REQUIREMENT
Once the line containing "Bonds: N1–C2 (triple), C2–C3, C3–C4, C4–Cl5." has been copied, stop; copy every line before it exactly, beginning with the first line of the material below.

-------------------------

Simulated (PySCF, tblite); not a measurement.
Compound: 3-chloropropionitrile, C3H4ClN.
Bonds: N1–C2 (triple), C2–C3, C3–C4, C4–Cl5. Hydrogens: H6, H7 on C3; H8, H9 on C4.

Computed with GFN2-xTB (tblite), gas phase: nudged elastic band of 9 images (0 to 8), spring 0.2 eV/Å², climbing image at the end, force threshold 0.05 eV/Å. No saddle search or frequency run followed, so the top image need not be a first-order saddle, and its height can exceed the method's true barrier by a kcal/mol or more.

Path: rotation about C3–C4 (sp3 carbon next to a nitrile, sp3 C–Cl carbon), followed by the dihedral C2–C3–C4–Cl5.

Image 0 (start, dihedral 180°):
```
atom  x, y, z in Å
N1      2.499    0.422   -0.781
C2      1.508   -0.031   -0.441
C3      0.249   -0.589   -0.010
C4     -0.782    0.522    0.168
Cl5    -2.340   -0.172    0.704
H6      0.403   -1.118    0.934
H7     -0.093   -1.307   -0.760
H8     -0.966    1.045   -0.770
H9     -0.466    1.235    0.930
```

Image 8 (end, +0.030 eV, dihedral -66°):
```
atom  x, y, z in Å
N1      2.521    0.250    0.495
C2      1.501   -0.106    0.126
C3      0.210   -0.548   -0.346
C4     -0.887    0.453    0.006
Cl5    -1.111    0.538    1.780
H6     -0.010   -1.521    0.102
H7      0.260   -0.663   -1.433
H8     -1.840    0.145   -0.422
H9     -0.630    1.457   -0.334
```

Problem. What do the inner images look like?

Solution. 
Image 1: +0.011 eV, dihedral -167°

-------------------------

TASK SOLUTION
Simulated (PySCF, tblite); not a measurement.
Compound: 3-chloropropionitrile, C3H4ClN.
Bonds: N1–C2 (triple), C2–C3, C3–C4, C4–Cl5. Hydrogens: H6, H7 on C3; H8, H9 on C4.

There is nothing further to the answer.